• **WORK ORDER**
The line containing "spin–orbit (Hz) |" marks the end: write out exactly every line from the first line of the data below through that line, and only those.

• **DATASET EXTRACT**
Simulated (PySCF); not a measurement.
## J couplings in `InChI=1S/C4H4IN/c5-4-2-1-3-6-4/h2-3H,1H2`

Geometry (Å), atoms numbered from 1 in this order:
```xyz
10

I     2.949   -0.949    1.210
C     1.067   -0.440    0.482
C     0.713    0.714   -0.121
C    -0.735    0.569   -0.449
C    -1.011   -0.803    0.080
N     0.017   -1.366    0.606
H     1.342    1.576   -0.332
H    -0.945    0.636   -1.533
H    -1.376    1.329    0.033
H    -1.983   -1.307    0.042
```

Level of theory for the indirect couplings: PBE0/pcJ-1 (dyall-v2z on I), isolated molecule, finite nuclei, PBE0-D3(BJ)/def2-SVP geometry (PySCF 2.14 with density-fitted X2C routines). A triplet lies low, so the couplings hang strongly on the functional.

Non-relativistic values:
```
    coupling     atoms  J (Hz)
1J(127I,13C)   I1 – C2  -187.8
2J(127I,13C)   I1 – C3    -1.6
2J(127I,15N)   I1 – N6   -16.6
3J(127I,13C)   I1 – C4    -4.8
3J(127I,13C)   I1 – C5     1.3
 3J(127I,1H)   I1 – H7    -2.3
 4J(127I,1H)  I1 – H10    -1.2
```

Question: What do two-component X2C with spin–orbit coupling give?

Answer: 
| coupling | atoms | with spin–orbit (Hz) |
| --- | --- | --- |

• **TASK ANSWER**
Simulated (PySCF); not a measurement.
## J couplings in `InChI=1S/C4H4IN/c5-4-2-1-3-6-4/h2-3H,1H2`

Geometry (Å), atoms numbered from 1 in this order:
```xyz
10

I     2.949   -0.949    1.210
C     1.067   -0.440    0.482
C     0.713    0.714   -0.121
C    -0.735    0.569   -0.449
C    -1.011   -0.803    0.080
N     0.017   -1.366    0.606
H     1.342    1.576   -0.332
H    -0.945    0.636   -1.533
H    -1.376    1.329    0.033
H    -1.983   -1.307    0.042
```

Level of theory for the indirect couplings: PBE0/pcJ-1 (dyall-v2z on I), isolated molecule, finite nuclei, PBE0-D3(BJ)/def2-SVP geometry (PySCF 2.14 with density-fitted X2C routines). A triplet lies low, so the couplings hang strongly on the functional.

Non-relativistic values:
```
    coupling     atoms  J (Hz)
1J(127I,13C)   I1 – C2  -187.8
2J(127I,13C)   I1 – C3    -1.6
2J(127I,15N)   I1 – N6   -16.6
3J(127I,13C)   I1 – C4    -4.8
3J(127I,13C)   I1 – C5     1.3
 3J(127I,1H)   I1 – H7    -2.3
 4J(127I,1H)  I1 – H10    -1.2
```

Question: What do two-component X2C with spin–orbit coupling give?

Answer: 
| coupling | atoms | with spin–orbit (Hz) |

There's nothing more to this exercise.